SUPPLIED ENTRIES:
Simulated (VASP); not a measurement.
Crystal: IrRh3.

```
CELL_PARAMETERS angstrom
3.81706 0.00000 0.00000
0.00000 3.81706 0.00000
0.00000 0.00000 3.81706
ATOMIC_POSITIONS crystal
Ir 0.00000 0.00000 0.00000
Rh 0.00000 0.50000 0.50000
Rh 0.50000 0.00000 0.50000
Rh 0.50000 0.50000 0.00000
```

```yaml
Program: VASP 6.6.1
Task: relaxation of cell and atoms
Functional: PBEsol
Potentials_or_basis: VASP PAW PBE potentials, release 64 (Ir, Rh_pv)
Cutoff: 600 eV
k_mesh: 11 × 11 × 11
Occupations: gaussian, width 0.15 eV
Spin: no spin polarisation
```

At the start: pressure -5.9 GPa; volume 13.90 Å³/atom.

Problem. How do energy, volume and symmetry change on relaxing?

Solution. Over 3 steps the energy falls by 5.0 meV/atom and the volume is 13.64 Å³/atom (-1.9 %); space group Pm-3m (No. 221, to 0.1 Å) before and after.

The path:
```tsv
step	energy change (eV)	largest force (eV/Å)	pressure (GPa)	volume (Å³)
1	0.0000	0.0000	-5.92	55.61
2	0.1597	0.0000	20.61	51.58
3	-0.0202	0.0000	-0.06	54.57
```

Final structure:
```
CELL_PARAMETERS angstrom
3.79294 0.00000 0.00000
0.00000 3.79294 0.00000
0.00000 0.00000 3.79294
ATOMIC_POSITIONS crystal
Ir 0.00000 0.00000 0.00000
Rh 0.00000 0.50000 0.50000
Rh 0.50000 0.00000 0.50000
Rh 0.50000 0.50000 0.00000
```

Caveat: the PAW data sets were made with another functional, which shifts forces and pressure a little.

TASK ITEM: Reproduce, line for line, the material, starting at its first line, and end once the line holding "Solution. Over 3" has been output.

WORKED SOLUTION:
Simulated (VASP); not a measurement.
Crystal: IrRh3.

```
CELL_PARAMETERS angstrom
3.81706 0.00000 0.00000
0.00000 3.81706 0.00000
0.00000 0.00000 3.81706
ATOMIC_POSITIONS crystal
Ir 0.00000 0.00000 0.00000
Rh 0.00000 0.50000 0.50000
Rh 0.50000 0.00000 0.50000
Rh 0.50000 0.50000 0.00000
```

```yaml
Program: VASP 6.6.1
Task: relaxation of cell and atoms
Functional: PBEsol
Potentials_or_basis: VASP PAW PBE potentials, release 64 (Ir, Rh_pv)
Cutoff: 600 eV
k_mesh: 11 × 11 × 11
Occupations: gaussian, width 0.15 eV
Spin: no spin polarisation
```

At the start: pressure -5.9 GPa; volume 13.90 Å³/atom.

Problem. How do energy, volume and symmetry change on relaxing?

Solution. Over 3 steps the energy falls by 5.0 meV/atom and the volume is 13.64 Å³/atom (-1.9 %); space group Pm-3m (No. 221, to 0.1 Å) before and after.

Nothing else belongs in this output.